> Supplied data
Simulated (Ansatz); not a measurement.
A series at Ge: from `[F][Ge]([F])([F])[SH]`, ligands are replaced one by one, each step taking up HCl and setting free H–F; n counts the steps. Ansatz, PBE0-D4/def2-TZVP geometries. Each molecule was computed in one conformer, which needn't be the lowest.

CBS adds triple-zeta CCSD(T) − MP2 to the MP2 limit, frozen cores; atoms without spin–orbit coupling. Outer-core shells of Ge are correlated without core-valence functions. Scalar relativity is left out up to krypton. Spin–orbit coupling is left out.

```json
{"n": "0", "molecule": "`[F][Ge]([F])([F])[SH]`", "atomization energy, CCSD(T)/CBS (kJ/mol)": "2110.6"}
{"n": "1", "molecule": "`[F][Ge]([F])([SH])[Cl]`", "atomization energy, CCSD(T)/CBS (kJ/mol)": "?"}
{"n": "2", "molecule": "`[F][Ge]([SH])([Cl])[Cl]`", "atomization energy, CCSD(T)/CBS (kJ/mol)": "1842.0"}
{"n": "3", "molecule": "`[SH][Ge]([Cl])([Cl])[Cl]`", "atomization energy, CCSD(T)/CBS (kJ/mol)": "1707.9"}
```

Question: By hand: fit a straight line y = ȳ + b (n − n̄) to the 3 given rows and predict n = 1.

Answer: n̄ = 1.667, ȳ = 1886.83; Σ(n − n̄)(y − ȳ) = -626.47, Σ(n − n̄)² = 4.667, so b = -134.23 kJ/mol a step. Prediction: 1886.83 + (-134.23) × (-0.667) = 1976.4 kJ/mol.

> Assignment
After locating the line that contains "A series at", please copy exactly every line from the start of the records through it, and nothing else.

> Task result
Simulated (Ansatz); not a measurement.
A series at Ge: from `[F][Ge]([F])([F])[SH]`, ligands are replaced one by one, each step taking up HCl and setting free H–F; n counts the steps. Ansatz, PBE0-D4/def2-TZVP geometries. Each molecule was computed in one conformer, which needn't be the lowest.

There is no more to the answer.